Assigned task – There is one span to output from the data below: the lines starting at the line with "Geometry: PBE0-D3(BJ)/def2-SVPD; the" and ending at the line with "at what energy?". Output it exactly, ends included, nothing more.

Entries supplied –
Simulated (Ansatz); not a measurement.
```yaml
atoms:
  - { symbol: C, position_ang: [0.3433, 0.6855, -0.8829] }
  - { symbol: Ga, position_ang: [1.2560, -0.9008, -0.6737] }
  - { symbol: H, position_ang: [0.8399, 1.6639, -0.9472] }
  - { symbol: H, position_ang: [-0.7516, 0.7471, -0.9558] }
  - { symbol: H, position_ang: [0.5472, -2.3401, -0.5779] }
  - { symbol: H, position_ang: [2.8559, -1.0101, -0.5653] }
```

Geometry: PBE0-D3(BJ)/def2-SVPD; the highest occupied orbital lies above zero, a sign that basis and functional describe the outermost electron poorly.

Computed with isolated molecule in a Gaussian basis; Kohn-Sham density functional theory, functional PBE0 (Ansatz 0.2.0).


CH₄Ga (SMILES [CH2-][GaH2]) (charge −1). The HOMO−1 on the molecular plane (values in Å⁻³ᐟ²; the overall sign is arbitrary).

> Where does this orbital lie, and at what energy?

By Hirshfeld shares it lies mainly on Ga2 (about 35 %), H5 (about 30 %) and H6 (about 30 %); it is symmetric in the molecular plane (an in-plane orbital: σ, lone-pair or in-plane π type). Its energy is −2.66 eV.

Your response –
Geometry: PBE0-D3(BJ)/def2-SVPD; the highest occupied orbital lies above zero, a sign that basis and functional describe the outermost electron poorly.

Computed with isolated molecule in a Gaussian basis; Kohn-Sham density functional theory, functional PBE0 (Ansatz 0.2.0).


CH₄Ga (SMILES [CH2-][GaH2]) (charge −1). The HOMO−1 on the molecular plane (values in Å⁻³ᐟ²; the overall sign is arbitrary).

> Where does this orbital lie, and at what energy?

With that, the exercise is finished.